Retype the material below, keeping each line identical.

Listed records
-- Opening Marker --

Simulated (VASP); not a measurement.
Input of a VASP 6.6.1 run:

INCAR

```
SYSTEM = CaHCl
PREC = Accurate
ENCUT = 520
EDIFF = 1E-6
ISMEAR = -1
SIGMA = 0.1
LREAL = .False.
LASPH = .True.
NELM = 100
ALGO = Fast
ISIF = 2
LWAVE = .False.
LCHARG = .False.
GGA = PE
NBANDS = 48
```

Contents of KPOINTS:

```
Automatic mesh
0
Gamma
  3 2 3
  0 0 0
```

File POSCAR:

-- Closing Marker --

Answer box
Simulated (VASP); not a measurement.
Input of a VASP 6.6.1 run:

INCAR

```
SYSTEM = CaHCl
PREC = Accurate
ENCUT = 520
EDIFF = 1E-6
ISMEAR = -1
SIGMA = 0.1
LREAL = .False.
LASPH = .True.
NELM = 100
ALGO = Fast
ISIF = 2
LWAVE = .False.
LCHARG = .False.
GGA = PE
NBANDS = 48
```

Contents of KPOINTS:

```
Automatic mesh
0
Gamma
  3 2 3
  0 0 0
```

File POSCAR:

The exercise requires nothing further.